>>>>>
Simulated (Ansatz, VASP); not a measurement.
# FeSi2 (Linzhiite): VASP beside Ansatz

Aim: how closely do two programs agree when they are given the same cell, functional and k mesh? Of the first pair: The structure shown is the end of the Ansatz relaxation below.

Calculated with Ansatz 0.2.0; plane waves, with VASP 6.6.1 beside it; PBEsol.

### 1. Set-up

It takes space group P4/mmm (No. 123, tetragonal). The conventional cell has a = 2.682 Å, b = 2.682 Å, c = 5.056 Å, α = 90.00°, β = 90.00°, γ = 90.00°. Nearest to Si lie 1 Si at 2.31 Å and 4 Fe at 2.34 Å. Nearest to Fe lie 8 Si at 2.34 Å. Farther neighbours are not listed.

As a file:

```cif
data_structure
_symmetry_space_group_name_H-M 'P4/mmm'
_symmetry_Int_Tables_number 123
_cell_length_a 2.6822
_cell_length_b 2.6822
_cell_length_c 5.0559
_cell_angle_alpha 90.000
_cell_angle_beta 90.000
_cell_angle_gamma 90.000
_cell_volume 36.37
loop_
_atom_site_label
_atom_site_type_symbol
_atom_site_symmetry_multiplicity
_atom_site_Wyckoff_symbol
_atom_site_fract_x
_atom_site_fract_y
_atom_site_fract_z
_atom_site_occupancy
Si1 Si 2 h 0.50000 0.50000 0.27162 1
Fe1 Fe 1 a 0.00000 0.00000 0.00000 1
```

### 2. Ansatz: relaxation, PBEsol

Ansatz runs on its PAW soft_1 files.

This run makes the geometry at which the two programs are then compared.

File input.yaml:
<<<<<

§ Required action: Write out every entry above, word for word.

§ Task answer:
Simulated (Ansatz, VASP); not a measurement.
# FeSi2 (Linzhiite): VASP beside Ansatz

Aim: how closely do two programs agree when they are given the same cell, functional and k mesh? Of the first pair: The structure shown is the end of the Ansatz relaxation below.

Calculated with Ansatz 0.2.0; plane waves, with VASP 6.6.1 beside it; PBEsol.

### 1. Set-up

It takes space group P4/mmm (No. 123, tetragonal). The conventional cell has a = 2.682 Å, b = 2.682 Å, c = 5.056 Å, α = 90.00°, β = 90.00°, γ = 90.00°. Nearest to Si lie 1 Si at 2.31 Å and 4 Fe at 2.34 Å. Nearest to Fe lie 8 Si at 2.34 Å. Farther neighbours are not listed.

As a file:

```cif
data_structure
_symmetry_space_group_name_H-M 'P4/mmm'
_symmetry_Int_Tables_number 123
_cell_length_a 2.6822
_cell_length_b 2.6822
_cell_length_c 5.0559
_cell_angle_alpha 90.000
_cell_angle_beta 90.000
_cell_angle_gamma 90.000
_cell_volume 36.37
loop_
_atom_site_label
_atom_site_type_symbol
_atom_site_symmetry_multiplicity
_atom_site_Wyckoff_symbol
_atom_site_fract_x
_atom_site_fract_y
_atom_site_fract_z
_atom_site_occupancy
Si1 Si 2 h 0.50000 0.50000 0.27162 1
Fe1 Fe 1 a 0.00000 0.00000 0.00000 1
```

### 2. Ansatz: relaxation, PBEsol

Ansatz runs on its PAW soft_1 files.

This run makes the geometry at which the two programs are then compared.

File input.yaml:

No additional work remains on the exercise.